## WORK ITEM
Scan the records beneath this line for the line holding "Gaps are the" and the line holding "Between zero and", then transcribe exactly those two and all lines between.

## SUPPLIED MATERIAL
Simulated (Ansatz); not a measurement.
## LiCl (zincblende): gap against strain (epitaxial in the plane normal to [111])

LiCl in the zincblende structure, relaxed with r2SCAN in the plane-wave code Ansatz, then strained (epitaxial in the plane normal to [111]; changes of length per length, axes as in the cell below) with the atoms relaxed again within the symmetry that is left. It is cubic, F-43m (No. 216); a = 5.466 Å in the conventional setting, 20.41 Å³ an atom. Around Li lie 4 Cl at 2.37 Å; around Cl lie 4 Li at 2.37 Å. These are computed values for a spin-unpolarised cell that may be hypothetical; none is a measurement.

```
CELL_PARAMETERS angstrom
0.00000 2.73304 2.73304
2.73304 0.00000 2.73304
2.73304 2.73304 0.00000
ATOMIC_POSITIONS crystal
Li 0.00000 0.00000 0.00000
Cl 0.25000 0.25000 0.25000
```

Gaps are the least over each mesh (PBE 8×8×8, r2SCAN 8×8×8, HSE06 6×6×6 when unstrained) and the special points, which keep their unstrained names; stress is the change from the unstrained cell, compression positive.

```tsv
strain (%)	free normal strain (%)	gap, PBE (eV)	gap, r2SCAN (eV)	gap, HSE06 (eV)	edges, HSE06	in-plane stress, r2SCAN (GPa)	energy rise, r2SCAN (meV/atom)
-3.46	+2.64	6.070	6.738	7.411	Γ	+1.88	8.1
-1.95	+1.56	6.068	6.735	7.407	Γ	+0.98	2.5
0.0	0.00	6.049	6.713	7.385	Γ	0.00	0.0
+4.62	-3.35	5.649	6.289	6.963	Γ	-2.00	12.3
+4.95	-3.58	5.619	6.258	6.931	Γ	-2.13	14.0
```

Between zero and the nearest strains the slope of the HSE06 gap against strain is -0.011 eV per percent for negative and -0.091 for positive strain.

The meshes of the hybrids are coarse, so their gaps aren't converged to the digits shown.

## EXERCISE RESULT
Gaps are the least over each mesh (PBE 8×8×8, r2SCAN 8×8×8, HSE06 6×6×6 when unstrained) and the special points, which keep their unstrained names; stress is the change from the unstrained cell, compression positive.

```tsv
strain (%)	free normal strain (%)	gap, PBE (eV)	gap, r2SCAN (eV)	gap, HSE06 (eV)	edges, HSE06	in-plane stress, r2SCAN (GPa)	energy rise, r2SCAN (meV/atom)
-3.46	+2.64	6.070	6.738	7.411	Γ	+1.88	8.1
-1.95	+1.56	6.068	6.735	7.407	Γ	+0.98	2.5
0.0	0.00	6.049	6.713	7.385	Γ	0.00	0.0
+4.62	-3.35	5.649	6.289	6.963	Γ	-2.00	12.3
+4.95	-3.58	5.619	6.258	6.931	Γ	-2.13	14.0
```

Between zero and the nearest strains the slope of the HSE06 gap against strain is -0.011 eV per percent for negative and -0.091 for positive strain.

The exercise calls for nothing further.